Starting at the first line of the data below, retype every line up to and including the one containing "### 2. The all-electron density".

=======
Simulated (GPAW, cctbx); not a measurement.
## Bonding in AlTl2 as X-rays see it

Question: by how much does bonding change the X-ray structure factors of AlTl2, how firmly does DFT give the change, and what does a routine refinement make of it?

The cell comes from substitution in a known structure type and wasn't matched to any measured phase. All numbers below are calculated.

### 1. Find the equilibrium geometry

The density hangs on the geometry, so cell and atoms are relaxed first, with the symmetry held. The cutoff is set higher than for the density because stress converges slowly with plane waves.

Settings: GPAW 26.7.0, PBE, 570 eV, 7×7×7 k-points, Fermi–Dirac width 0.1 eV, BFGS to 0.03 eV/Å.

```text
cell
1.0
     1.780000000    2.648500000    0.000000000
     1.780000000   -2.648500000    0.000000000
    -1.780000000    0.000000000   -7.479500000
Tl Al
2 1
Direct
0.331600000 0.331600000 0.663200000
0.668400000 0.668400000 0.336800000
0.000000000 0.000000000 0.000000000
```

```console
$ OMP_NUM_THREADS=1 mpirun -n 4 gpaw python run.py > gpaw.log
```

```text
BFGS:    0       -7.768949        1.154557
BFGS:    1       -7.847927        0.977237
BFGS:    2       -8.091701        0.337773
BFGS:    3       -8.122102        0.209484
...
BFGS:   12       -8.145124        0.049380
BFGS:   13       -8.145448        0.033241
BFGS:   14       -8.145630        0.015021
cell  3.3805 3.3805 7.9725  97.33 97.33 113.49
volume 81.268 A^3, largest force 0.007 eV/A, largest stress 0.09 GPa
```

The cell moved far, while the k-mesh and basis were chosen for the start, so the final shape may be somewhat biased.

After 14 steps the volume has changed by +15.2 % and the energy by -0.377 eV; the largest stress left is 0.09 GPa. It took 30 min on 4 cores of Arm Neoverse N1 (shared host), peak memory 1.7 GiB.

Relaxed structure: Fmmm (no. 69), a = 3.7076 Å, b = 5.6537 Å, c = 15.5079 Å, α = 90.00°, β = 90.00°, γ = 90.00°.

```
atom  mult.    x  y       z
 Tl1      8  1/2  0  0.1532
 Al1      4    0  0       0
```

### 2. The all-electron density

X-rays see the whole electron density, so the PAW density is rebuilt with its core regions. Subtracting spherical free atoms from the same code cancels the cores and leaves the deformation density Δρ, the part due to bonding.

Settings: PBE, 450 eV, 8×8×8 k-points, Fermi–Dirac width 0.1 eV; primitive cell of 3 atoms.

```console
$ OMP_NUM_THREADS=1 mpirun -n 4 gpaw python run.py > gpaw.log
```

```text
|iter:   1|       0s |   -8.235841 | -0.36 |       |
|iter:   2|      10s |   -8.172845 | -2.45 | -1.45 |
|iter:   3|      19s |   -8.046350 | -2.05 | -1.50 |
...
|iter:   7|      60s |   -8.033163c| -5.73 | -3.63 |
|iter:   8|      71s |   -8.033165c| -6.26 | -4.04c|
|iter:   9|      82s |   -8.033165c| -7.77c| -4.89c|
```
=======

* Task answer
Simulated (GPAW, cctbx); not a measurement.
## Bonding in AlTl2 as X-rays see it

Question: by how much does bonding change the X-ray structure factors of AlTl2, how firmly does DFT give the change, and what does a routine refinement make of it?

The cell comes from substitution in a known structure type and wasn't matched to any measured phase. All numbers below are calculated.

### 1. Find the equilibrium geometry

The density hangs on the geometry, so cell and atoms are relaxed first, with the symmetry held. The cutoff is set higher than for the density because stress converges slowly with plane waves.

Settings: GPAW 26.7.0, PBE, 570 eV, 7×7×7 k-points, Fermi–Dirac width 0.1 eV, BFGS to 0.03 eV/Å.

```text
cell
1.0
     1.780000000    2.648500000    0.000000000
     1.780000000   -2.648500000    0.000000000
    -1.780000000    0.000000000   -7.479500000
Tl Al
2 1
Direct
0.331600000 0.331600000 0.663200000
0.668400000 0.668400000 0.336800000
0.000000000 0.000000000 0.000000000
```

```console
$ OMP_NUM_THREADS=1 mpirun -n 4 gpaw python run.py > gpaw.log
```

```text
BFGS:    0       -7.768949        1.154557
BFGS:    1       -7.847927        0.977237
BFGS:    2       -8.091701        0.337773
BFGS:    3       -8.122102        0.209484
...
BFGS:   12       -8.145124        0.049380
BFGS:   13       -8.145448        0.033241
BFGS:   14       -8.145630        0.015021
cell  3.3805 3.3805 7.9725  97.33 97.33 113.49
volume 81.268 A^3, largest force 0.007 eV/A, largest stress 0.09 GPa
```

The cell moved far, while the k-mesh and basis were chosen for the start, so the final shape may be somewhat biased.

After 14 steps the volume has changed by +15.2 % and the energy by -0.377 eV; the largest stress left is 0.09 GPa. It took 30 min on 4 cores of Arm Neoverse N1 (shared host), peak memory 1.7 GiB.

Relaxed structure: Fmmm (no. 69), a = 3.7076 Å, b = 5.6537 Å, c = 15.5079 Å, α = 90.00°, β = 90.00°, γ = 90.00°.

```
atom  mult.    x  y       z
 Tl1      8  1/2  0  0.1532
 Al1      4    0  0       0
```

### 2. The all-electron density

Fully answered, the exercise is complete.